→ **Brief**: The material below must be output exactly, line for line.

[Source information]

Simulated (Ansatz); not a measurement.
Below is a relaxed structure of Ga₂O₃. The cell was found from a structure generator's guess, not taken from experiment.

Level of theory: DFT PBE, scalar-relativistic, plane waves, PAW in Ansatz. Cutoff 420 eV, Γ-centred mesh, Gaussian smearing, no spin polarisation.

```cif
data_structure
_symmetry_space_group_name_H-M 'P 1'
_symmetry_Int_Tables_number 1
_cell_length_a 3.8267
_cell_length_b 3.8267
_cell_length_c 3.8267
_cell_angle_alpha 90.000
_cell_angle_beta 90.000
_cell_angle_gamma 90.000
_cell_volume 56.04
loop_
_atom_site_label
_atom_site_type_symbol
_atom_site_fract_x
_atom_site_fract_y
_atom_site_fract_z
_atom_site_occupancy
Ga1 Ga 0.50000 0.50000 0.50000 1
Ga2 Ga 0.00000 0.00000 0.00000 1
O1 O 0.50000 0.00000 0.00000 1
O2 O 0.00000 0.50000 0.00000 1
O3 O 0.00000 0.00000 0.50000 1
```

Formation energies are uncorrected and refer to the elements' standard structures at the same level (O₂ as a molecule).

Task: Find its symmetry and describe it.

[/Source information]

→ **Task response**:
Simulated (Ansatz); not a measurement.
Below is a relaxed structure of Ga₂O₃. The cell was found from a structure generator's guess, not taken from experiment.

Level of theory: DFT PBE, scalar-relativistic, plane waves, PAW in Ansatz. Cutoff 420 eV, Γ-centred mesh, Gaussian smearing, no spin polarisation.

```cif
data_structure
_symmetry_space_group_name_H-M 'P 1'
_symmetry_Int_Tables_number 1
_cell_length_a 3.8267
_cell_length_b 3.8267
_cell_length_c 3.8267
_cell_angle_alpha 90.000
_cell_angle_beta 90.000
_cell_angle_gamma 90.000
_cell_volume 56.04
loop_
_atom_site_label
_atom_site_type_symbol
_atom_site_fract_x
_atom_site_fract_y
_atom_site_fract_z
_atom_site_occupancy
Ga1 Ga 0.50000 0.50000 0.50000 1
Ga2 Ga 0.00000 0.00000 0.00000 1
O1 O 0.50000 0.00000 0.00000 1
O2 O 0.00000 0.50000 0.00000 1
O3 O 0.00000 0.00000 0.50000 1
```

Formation energies are uncorrected and refer to the elements' standard structures at the same level (O₂ as a molecule).

Task: Find its symmetry and describe it.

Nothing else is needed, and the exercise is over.